• _PROVIDED MATERIAL_:
========================

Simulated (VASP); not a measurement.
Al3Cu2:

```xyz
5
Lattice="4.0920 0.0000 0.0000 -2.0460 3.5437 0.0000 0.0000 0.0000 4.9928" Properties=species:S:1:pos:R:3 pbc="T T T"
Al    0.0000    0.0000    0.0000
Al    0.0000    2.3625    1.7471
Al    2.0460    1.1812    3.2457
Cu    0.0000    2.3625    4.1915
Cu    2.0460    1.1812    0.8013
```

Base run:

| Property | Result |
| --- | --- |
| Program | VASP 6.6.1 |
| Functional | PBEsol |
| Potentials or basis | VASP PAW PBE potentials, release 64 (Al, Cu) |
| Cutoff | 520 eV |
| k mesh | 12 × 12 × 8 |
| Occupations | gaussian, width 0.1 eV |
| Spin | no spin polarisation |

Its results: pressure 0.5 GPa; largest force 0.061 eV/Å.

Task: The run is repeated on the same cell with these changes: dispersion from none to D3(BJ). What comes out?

========================

• _WORK ITEM_:
Type out again, exactly as written, the lines from the beginning of the material through the one containing "spin polarisation |".

• _EXERCISE OUTPUT_:
Simulated (VASP); not a measurement.
Al3Cu2:

```xyz
5
Lattice="4.0920 0.0000 0.0000 -2.0460 3.5437 0.0000 0.0000 0.0000 4.9928" Properties=species:S:1:pos:R:3 pbc="T T T"
Al    0.0000    0.0000    0.0000
Al    0.0000    2.3625    1.7471
Al    2.0460    1.1812    3.2457
Cu    0.0000    2.3625    4.1915
Cu    2.0460    1.1812    0.8013
```

Base run:

| Property | Result |
| --- | --- |
| Program | VASP 6.6.1 |
| Functional | PBEsol |
| Potentials or basis | VASP PAW PBE potentials, release 64 (Al, Cu) |
| Cutoff | 520 eV |
| k mesh | 12 × 12 × 8 |
| Occupations | gaussian, width 0.1 eV |
| Spin | no spin polarisation |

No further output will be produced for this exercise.